Assignment> Only the lines from the one containing "A solution holds" through the one containing "Model: ion-association model, phreeqc.dat, run" should be printed, exactly as they appear below, with both ends included.

Supplied records>
Start of Block
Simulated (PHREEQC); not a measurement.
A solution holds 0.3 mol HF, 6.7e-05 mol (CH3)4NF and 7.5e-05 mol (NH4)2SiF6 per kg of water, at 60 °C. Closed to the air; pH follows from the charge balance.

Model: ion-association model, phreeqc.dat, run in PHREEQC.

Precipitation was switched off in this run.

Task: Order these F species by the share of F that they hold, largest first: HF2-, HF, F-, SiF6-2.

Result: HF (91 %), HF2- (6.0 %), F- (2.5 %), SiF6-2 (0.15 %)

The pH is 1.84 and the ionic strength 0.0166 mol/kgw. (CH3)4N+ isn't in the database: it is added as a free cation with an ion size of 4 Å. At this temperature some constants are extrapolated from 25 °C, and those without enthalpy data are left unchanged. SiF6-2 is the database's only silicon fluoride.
End of Block

Your solution>
A solution holds 0.3 mol HF, 6.7e-05 mol (CH3)4NF and 7.5e-05 mol (NH4)2SiF6 per kg of water, at 60 °C. Closed to the air; pH follows from the charge balance.

Model: ion-association model, phreeqc.dat, run in PHREEQC.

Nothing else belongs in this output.